+++++

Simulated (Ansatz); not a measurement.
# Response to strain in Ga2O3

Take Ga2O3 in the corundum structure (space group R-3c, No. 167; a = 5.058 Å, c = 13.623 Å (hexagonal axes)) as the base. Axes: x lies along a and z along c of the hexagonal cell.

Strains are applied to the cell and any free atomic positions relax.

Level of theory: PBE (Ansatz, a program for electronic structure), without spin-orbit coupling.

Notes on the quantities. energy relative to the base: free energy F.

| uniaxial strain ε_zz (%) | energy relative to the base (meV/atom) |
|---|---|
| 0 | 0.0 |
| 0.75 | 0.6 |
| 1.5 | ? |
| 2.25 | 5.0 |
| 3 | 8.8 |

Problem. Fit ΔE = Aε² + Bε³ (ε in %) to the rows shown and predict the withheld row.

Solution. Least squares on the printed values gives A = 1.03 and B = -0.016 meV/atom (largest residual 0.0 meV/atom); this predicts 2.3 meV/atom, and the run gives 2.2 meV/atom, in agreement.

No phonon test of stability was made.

+++++

Give back, word for word, only the lines above from the line holding "2.25 | 5.0 |" to the line holding "Solution. Least squares", both included.

*Answer box*.
| 2.25 | 5.0 |
| 3 | 8.8 |

Problem. Fit ΔE = Aε² + Bε³ (ε in %) to the rows shown and predict the withheld row.

Solution. Least squares on the printed values gives A = 1.03 and B = -0.016 meV/atom (largest residual 0.0 meV/atom); this predicts 2.3 meV/atom, and the run gives 2.2 meV/atom, in agreement.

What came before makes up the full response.